* REQUIREMENT *
Only certain lines below are wanted: those starting at the line containing "Rint stays low" and ending at the line containing "The true group", both included, each retyped exactly.

((

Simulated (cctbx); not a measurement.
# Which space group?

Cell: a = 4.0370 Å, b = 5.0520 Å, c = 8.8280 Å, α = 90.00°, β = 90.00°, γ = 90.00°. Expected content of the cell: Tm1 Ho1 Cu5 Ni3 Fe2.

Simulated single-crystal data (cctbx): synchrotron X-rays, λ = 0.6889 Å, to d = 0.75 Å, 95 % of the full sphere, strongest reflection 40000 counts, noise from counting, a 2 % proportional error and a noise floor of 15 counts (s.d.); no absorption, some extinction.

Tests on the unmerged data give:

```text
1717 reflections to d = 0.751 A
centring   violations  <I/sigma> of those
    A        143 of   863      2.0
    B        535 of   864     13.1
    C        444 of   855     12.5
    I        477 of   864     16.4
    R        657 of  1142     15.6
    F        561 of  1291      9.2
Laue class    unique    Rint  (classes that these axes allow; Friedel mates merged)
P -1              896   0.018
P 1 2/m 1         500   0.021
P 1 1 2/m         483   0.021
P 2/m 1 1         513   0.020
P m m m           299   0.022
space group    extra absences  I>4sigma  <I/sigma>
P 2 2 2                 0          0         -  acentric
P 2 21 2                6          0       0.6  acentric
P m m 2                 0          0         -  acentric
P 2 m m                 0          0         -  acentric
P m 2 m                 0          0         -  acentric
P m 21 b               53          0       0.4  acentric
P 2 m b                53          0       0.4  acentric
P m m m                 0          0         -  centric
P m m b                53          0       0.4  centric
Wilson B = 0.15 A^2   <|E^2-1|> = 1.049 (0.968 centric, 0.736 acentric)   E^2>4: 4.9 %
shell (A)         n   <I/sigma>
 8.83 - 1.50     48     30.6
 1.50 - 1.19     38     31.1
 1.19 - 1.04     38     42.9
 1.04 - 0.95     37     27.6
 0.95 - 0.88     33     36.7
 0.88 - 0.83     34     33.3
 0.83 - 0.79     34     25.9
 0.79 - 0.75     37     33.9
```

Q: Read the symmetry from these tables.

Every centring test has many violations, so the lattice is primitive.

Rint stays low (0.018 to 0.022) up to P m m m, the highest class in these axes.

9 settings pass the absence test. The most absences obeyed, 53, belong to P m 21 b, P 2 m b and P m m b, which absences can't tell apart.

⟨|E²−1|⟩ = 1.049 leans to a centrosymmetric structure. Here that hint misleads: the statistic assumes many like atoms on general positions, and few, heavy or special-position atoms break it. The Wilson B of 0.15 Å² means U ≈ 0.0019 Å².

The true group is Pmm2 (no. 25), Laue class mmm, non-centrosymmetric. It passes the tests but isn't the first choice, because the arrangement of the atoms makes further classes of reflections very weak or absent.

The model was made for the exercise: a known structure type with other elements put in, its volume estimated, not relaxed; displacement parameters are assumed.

))

* EXERCISE ANSWER *
Rint stays low (0.018 to 0.022) up to P m m m, the highest class in these axes.

9 settings pass the absence test. The most absences obeyed, 53, belong to P m 21 b, P 2 m b and P m m b, which absences can't tell apart.

⟨|E²−1|⟩ = 1.049 leans to a centrosymmetric structure. Here that hint misleads: the statistic assumes many like atoms on general positions, and few, heavy or special-position atoms break it. The Wilson B of 0.15 Å² means U ≈ 0.0019 Å².

The true group is Pmm2 (no. 25), Laue class mmm, non-centrosymmetric. It passes the tests but isn't the first choice, because the arrangement of the atoms makes further classes of reflections very weak or absent.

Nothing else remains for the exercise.